ACTION ITEM
Every single entry must be restated word for word.

SUPPLIED DATA
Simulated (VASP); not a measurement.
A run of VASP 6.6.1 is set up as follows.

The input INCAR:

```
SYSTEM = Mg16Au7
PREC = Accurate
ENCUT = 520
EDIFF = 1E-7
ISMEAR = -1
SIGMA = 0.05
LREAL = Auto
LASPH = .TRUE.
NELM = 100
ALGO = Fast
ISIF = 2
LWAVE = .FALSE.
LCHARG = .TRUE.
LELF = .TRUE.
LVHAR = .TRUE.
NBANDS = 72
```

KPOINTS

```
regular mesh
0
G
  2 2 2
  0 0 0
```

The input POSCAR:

SOLUTION
Simulated (VASP); not a measurement.
A run of VASP 6.6.1 is set up as follows.

The input INCAR:

```
SYSTEM = Mg16Au7
PREC = Accurate
ENCUT = 520
EDIFF = 1E-7
ISMEAR = -1
SIGMA = 0.05
LREAL = Auto
LASPH = .TRUE.
NELM = 100
ALGO = Fast
ISIF = 2
LWAVE = .FALSE.
LCHARG = .TRUE.
LELF = .TRUE.
LVHAR = .TRUE.
NBANDS = 72
```

KPOINTS

```
regular mesh
0
G
  2 2 2
  0 0 0
```

The input POSCAR:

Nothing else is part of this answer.